■ **Data provided**
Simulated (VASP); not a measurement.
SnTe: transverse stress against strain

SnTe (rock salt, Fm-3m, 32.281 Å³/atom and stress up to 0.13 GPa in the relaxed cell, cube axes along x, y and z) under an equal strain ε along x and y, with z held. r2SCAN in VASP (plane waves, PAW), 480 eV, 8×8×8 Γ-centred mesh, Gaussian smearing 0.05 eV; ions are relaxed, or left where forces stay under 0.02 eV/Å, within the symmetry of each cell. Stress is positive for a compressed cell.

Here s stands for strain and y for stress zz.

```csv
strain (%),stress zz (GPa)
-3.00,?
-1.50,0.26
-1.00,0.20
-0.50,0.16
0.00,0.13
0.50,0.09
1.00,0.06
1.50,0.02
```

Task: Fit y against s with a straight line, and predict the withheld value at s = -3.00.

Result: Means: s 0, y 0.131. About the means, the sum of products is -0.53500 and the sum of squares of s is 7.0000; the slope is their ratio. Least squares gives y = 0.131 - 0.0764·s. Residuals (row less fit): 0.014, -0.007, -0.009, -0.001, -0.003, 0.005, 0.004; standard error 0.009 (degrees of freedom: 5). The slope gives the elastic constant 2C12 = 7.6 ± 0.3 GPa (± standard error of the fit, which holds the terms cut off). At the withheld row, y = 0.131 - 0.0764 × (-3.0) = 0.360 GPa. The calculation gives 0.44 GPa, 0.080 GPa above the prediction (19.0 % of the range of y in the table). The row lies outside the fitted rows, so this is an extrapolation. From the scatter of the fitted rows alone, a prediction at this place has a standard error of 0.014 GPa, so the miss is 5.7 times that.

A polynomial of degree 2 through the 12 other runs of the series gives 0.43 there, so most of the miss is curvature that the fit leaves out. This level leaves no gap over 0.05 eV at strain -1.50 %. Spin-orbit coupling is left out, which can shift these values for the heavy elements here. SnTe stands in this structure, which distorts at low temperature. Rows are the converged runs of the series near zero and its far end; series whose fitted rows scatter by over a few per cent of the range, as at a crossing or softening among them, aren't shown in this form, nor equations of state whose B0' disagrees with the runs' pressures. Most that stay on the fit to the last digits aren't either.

■ **Work item**
Extract the first line above and each line after it up to and including the one with "SnTe: transverse stress against strain", please, exactly and with nothing else.

■ **Exercise answer**
Simulated (VASP); not a measurement.
SnTe: transverse stress against strain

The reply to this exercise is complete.